Required action: Only these lines of the data below are wanted: the one with "Charge: 1 mol", the one with "Cantera equilibrium calculation", and any lines between them, each repeated exactly.

Information provided:
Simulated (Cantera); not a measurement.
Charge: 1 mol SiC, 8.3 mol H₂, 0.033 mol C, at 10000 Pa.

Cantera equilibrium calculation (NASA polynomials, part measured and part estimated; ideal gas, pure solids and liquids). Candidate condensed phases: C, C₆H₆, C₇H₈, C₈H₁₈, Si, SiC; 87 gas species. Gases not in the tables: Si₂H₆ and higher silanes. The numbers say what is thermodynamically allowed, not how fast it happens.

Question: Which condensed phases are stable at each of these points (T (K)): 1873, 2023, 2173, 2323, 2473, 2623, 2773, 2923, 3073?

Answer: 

Written reply:
Charge: 1 mol SiC, 8.3 mol H₂, 0.033 mol C, at 10000 Pa.

Cantera equilibrium calculation (NASA polynomials, part measured and part estimated; ideal gas, pure solids and liquids). Candidate condensed phases: C, C₆H₆, C₇H₈, C₈H₁₈, Si, SiC; 87 gas species. Gases not in the tables: Si₂H₆ and higher silanes. The numbers say what is thermodynamically allowed, not how fast it happens.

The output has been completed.